ACTIVITY – Each line below from the one containing "The prefactor is" through the one containing "### 4. Extinction distance" should be output exactly as it stands, and no other line should appear.

EXERCISE DATA –
--- START ---

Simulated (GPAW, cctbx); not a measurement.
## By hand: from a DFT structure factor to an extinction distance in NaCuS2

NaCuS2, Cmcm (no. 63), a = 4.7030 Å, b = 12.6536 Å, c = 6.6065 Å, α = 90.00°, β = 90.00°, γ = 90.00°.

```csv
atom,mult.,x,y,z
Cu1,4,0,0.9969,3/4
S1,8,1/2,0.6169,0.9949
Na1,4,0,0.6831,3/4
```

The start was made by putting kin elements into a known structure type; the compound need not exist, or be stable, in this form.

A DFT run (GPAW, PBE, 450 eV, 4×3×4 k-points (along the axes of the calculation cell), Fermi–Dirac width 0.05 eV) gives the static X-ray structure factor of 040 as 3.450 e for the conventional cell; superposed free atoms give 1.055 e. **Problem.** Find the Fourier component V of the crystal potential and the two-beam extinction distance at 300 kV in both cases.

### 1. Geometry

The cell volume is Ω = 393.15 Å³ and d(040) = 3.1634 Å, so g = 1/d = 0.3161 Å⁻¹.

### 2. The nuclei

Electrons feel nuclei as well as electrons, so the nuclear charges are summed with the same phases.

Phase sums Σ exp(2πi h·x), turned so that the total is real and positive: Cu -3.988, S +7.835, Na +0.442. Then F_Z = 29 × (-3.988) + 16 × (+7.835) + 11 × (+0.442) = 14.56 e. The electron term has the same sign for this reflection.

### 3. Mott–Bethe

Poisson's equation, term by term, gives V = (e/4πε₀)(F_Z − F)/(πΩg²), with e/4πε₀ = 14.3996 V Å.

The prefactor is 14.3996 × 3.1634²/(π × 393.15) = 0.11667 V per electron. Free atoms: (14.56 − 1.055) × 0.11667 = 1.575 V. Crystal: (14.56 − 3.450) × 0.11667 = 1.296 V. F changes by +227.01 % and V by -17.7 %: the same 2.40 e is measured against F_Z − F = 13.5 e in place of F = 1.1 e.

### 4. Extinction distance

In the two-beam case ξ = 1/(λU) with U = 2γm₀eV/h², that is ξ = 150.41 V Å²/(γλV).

--- END ---

TASK OUTPUT –
The prefactor is 14.3996 × 3.1634²/(π × 393.15) = 0.11667 V per electron. Free atoms: (14.56 − 1.055) × 0.11667 = 1.575 V. Crystal: (14.56 − 3.450) × 0.11667 = 1.296 V. F changes by +227.01 % and V by -17.7 %: the same 2.40 e is measured against F_Z − F = 13.5 e in place of F = 1.1 e.

### 4. Extinction distance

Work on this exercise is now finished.